- Opening Delimiter -

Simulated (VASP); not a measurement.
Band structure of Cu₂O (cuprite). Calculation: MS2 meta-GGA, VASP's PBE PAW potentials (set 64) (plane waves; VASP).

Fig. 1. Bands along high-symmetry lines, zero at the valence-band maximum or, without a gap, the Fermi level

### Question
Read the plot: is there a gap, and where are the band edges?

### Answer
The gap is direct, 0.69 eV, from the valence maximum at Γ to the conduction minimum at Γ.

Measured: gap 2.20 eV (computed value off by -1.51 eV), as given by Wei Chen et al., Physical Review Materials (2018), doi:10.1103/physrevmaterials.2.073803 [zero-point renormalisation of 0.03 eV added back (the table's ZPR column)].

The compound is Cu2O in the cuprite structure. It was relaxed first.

- Closing Delimiter -

■ **Required action**
Scan the records above for the lines holding "### Question" and "Measured: gap 2.20". Transcribe those two and every line between them word for word, and no others.

■ **Exercise solution**
### Question
Read the plot: is there a gap, and where are the band edges?

### Answer
The gap is direct, 0.69 eV, from the valence maximum at Γ to the conduction minimum at Γ.

Measured: gap 2.20 eV (computed value off by -1.51 eV), as given by Wei Chen et al., Physical Review Materials (2018), doi:10.1103/physrevmaterials.2.073803 [zero-point renormalisation of 0.03 eV added back (the table's ZPR column)].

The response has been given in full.